### BRIEF
Where the material below has a line containing "The first line", start repeating exactly, and keep going through the line containing "Hardware: 1 CPU thread, shared host.", with no other lines.

╭─ ENTRIES PROVIDED

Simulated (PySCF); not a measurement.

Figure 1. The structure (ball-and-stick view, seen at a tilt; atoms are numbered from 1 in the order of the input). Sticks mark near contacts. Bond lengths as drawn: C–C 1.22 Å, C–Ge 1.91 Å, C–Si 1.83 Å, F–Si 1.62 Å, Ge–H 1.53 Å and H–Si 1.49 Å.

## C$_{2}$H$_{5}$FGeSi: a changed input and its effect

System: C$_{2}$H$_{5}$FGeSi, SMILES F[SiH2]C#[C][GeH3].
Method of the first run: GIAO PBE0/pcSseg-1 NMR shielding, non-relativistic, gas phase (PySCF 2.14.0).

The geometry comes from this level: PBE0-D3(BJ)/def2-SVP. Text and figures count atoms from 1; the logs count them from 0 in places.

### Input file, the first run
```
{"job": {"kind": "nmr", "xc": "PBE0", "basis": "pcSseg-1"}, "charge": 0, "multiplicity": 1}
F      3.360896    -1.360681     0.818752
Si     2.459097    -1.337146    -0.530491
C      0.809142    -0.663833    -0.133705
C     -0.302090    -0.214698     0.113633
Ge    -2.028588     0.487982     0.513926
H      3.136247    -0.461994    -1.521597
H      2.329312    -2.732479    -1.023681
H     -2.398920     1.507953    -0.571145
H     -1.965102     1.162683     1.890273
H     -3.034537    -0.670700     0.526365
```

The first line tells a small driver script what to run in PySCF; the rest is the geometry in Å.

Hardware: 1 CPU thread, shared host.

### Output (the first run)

╰─

### EXERCISE RESULT
The first line tells a small driver script what to run in PySCF; the rest is the geometry in Å.

Hardware: 1 CPU thread, shared host.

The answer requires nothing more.